WORK TASK
Every line of the data below needs to be reproduced exactly.

________________________

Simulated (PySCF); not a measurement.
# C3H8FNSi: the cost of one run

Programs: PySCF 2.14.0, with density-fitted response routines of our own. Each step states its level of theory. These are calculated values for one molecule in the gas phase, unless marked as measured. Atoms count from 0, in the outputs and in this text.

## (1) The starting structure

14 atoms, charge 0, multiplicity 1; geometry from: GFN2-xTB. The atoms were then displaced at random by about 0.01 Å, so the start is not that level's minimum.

________________________

ANSWER SECTION
Simulated (PySCF); not a measurement.
# C3H8FNSi: the cost of one run

Programs: PySCF 2.14.0, with density-fitted response routines of our own. Each step states its level of theory. These are calculated values for one molecule in the gas phase, unless marked as measured. Atoms count from 0, in the outputs and in this text.

## (1) The starting structure

14 atoms, charge 0, multiplicity 1; geometry from: GFN2-xTB. The atoms were then displaced at random by about 0.01 Å, so the start is not that level's minimum.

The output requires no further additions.